Data shown:
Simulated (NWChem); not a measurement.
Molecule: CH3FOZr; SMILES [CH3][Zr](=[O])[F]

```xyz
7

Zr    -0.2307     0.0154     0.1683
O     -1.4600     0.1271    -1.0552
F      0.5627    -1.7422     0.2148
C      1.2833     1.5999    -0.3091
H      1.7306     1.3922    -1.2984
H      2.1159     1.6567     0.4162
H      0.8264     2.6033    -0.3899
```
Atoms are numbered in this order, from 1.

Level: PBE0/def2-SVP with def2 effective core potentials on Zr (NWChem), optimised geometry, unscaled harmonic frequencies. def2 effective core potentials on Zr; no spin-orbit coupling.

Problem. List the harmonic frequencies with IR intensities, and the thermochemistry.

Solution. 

Assignment: Copy the listing word for word.

Result:
Simulated (NWChem); not a measurement.
Molecule: CH3FOZr; SMILES [CH3][Zr](=[O])[F]

```xyz
7

Zr    -0.2307     0.0154     0.1683
O     -1.4600     0.1271    -1.0552
F      0.5627    -1.7422     0.2148
C      1.2833     1.5999    -0.3091
H      1.7306     1.3922    -1.2984
H      2.1159     1.6567     0.4162
H      0.8264     2.6033    -0.3899
```
Atoms are numbered in this order, from 1.

Level: PBE0/def2-SVP with def2 effective core potentials on Zr (NWChem), optimised geometry, unscaled harmonic frequencies. def2 effective core potentials on Zr; no spin-orbit coupling.

Problem. List the harmonic frequencies with IR intensities, and the thermochemistry.

Solution. 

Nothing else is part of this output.